Listed records
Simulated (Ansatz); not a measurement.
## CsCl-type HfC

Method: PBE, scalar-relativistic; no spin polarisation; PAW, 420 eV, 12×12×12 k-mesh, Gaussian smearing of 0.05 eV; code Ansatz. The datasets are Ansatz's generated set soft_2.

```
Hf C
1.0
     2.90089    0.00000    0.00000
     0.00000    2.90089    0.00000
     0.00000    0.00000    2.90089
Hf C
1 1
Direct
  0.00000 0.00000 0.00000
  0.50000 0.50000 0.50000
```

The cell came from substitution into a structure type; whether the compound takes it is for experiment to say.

Action item
Go through the data and retype all of it exactly.

Problem solution
Simulated (Ansatz); not a measurement.
## CsCl-type HfC

Method: PBE, scalar-relativistic; no spin polarisation; PAW, 420 eV, 12×12×12 k-mesh, Gaussian smearing of 0.05 eV; code Ansatz. The datasets are Ansatz's generated set soft_2.

```
Hf C
1.0
     2.90089    0.00000    0.00000
     0.00000    2.90089    0.00000
     0.00000    0.00000    2.90089
Hf C
1 1
Direct
  0.00000 0.00000 0.00000
  0.50000 0.50000 0.50000
```

The cell came from substitution into a structure type; whether the compound takes it is for experiment to say.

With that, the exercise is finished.